WORK ORDER - Retype verbatim the lines of the listing, from the very first through the line with "1 further run".

═══ DATA FOR ANALYSIS

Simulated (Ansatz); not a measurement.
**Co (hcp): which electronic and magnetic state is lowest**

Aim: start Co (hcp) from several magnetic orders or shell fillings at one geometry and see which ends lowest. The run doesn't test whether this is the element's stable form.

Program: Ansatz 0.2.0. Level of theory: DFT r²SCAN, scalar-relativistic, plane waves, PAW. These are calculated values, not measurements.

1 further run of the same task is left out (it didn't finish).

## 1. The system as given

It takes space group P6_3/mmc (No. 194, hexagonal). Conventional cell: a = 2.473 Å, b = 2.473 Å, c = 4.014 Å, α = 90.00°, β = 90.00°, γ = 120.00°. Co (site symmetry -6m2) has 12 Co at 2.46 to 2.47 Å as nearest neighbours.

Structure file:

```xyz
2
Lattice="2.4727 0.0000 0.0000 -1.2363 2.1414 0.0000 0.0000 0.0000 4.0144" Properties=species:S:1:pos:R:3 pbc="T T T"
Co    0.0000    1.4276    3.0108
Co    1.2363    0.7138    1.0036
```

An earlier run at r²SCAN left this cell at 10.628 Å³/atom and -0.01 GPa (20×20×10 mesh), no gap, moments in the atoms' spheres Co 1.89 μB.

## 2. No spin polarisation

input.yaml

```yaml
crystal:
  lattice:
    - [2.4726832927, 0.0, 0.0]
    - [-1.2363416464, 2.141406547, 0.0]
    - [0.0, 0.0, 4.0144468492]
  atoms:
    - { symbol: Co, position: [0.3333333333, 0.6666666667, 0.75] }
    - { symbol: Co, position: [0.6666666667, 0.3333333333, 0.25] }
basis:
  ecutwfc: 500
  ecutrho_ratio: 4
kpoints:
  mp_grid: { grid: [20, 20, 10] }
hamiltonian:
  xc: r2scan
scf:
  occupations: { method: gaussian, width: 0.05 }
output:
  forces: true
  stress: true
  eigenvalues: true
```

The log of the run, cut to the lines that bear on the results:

══════

TASK OUTPUT -
Simulated (Ansatz); not a measurement.
**Co (hcp): which electronic and magnetic state is lowest**

Aim: start Co (hcp) from several magnetic orders or shell fillings at one geometry and see which ends lowest. The run doesn't test whether this is the element's stable form.

Program: Ansatz 0.2.0. Level of theory: DFT r²SCAN, scalar-relativistic, plane waves, PAW. These are calculated values, not measurements.

1 further run of the same task is left out (it didn't finish).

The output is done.